◆ Work request: Line by line, copy the records below exactly.

◆ Exercise data:
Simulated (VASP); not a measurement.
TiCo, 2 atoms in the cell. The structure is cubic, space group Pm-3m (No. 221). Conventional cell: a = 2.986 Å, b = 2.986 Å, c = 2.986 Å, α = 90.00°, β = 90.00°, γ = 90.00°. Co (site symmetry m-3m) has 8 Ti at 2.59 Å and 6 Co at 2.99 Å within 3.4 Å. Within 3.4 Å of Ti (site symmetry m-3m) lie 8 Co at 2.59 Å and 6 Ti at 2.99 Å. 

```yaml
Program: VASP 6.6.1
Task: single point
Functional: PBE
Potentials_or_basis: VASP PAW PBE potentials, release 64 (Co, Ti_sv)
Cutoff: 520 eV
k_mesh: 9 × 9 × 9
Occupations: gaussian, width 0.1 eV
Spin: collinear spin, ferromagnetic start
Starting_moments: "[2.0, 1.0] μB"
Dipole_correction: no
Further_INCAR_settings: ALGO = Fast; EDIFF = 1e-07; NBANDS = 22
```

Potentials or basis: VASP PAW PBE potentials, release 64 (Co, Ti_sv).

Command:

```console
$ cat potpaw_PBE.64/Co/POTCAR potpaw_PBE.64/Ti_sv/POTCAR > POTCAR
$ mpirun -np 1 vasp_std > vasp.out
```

◆ Written answer:
Simulated (VASP); not a measurement.
TiCo, 2 atoms in the cell. The structure is cubic, space group Pm-3m (No. 221). Conventional cell: a = 2.986 Å, b = 2.986 Å, c = 2.986 Å, α = 90.00°, β = 90.00°, γ = 90.00°. Co (site symmetry m-3m) has 8 Ti at 2.59 Å and 6 Co at 2.99 Å within 3.4 Å. Within 3.4 Å of Ti (site symmetry m-3m) lie 8 Co at 2.59 Å and 6 Ti at 2.99 Å. 

```yaml
Program: VASP 6.6.1
Task: single point
Functional: PBE
Potentials_or_basis: VASP PAW PBE potentials, release 64 (Co, Ti_sv)
Cutoff: 520 eV
k_mesh: 9 × 9 × 9
Occupations: gaussian, width 0.1 eV
Spin: collinear spin, ferromagnetic start
Starting_moments: "[2.0, 1.0] μB"
Dipole_correction: no
Further_INCAR_settings: ALGO = Fast; EDIFF = 1e-07; NBANDS = 22
```

Potentials or basis: VASP PAW PBE potentials, release 64 (Co, Ti_sv).

Command:

```console
$ cat potpaw_PBE.64/Co/POTCAR potpaw_PBE.64/Ti_sv/POTCAR > POTCAR
$ mpirun -np 1 vasp_std > vasp.out
```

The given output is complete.